Brief - Copy out every line below without alteration.

Raw data -
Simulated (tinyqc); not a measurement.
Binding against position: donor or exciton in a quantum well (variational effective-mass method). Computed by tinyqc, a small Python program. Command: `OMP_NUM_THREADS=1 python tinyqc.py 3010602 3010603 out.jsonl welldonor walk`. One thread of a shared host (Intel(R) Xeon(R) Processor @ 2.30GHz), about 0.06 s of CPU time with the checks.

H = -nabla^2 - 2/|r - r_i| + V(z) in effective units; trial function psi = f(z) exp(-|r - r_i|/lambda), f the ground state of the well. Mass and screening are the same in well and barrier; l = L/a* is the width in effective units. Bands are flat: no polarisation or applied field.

Answer space -
Simulated (tinyqc); not a measurement.
Binding against position: donor or exciton in a quantum well (variational effective-mass method). Computed by tinyqc, a small Python program. Command: `OMP_NUM_THREADS=1 python tinyqc.py 3010602 3010603 out.jsonl welldonor walk`. One thread of a shared host (Intel(R) Xeon(R) Processor @ 2.30GHz), about 0.06 s of CPU time with the checks.

H = -nabla^2 - 2/|r - r_i| + V(z) in effective units; trial function psi = f(z) exp(-|r - r_i|/lambda), f the ground state of the well. Mass and screening are the same in well and barrier; l = L/a* is the width in effective units. Bands are flat: no polarisation or applied field.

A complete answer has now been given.